ASSIGNED TASK:
Read the data and repeat all of it exactly.

· · · · · · ·

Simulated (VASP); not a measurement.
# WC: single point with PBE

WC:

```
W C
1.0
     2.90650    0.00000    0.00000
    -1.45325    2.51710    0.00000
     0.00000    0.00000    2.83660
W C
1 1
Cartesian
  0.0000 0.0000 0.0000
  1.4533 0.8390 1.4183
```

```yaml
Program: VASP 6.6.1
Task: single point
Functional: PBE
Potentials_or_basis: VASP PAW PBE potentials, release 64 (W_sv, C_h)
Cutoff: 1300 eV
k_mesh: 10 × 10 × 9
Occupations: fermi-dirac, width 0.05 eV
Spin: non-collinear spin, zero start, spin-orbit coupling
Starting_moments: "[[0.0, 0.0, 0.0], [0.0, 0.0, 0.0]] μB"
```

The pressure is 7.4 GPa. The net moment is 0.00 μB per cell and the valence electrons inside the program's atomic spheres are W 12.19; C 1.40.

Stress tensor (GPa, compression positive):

· · · · · · ·

RESULT:
Simulated (VASP); not a measurement.
# WC: single point with PBE

WC:

```
W C
1.0
     2.90650    0.00000    0.00000
    -1.45325    2.51710    0.00000
     0.00000    0.00000    2.83660
W C
1 1
Cartesian
  0.0000 0.0000 0.0000
  1.4533 0.8390 1.4183
```

```yaml
Program: VASP 6.6.1
Task: single point
Functional: PBE
Potentials_or_basis: VASP PAW PBE potentials, release 64 (W_sv, C_h)
Cutoff: 1300 eV
k_mesh: 10 × 10 × 9
Occupations: fermi-dirac, width 0.05 eV
Spin: non-collinear spin, zero start, spin-orbit coupling
Starting_moments: "[[0.0, 0.0, 0.0], [0.0, 0.0, 0.0]] μB"
```

The pressure is 7.4 GPa. The net moment is 0.00 μB per cell and the valence electrons inside the program's atomic spheres are W 12.19; C 1.40.

Stress tensor (GPa, compression positive):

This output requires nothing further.